Give again, exactly as written, each line of the material below starting at the line that contains "Forces on Na₁₄Cl₁₄" and ending at the line that contains "The xTB rows". Both ends count, and no other line does.

=======
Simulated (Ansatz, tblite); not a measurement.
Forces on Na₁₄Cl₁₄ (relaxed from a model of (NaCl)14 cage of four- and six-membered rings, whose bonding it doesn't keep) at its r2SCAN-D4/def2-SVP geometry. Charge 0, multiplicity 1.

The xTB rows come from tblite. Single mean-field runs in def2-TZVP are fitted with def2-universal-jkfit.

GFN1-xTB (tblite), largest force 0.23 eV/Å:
=======

Response area:
Forces on Na₁₄Cl₁₄ (relaxed from a model of (NaCl)14 cage of four- and six-membered rings, whose bonding it doesn't keep) at its r2SCAN-D4/def2-SVP geometry. Charge 0, multiplicity 1.

The xTB rows come from tblite. Single mean-field runs in def2-TZVP are fitted with def2-universal-jkfit.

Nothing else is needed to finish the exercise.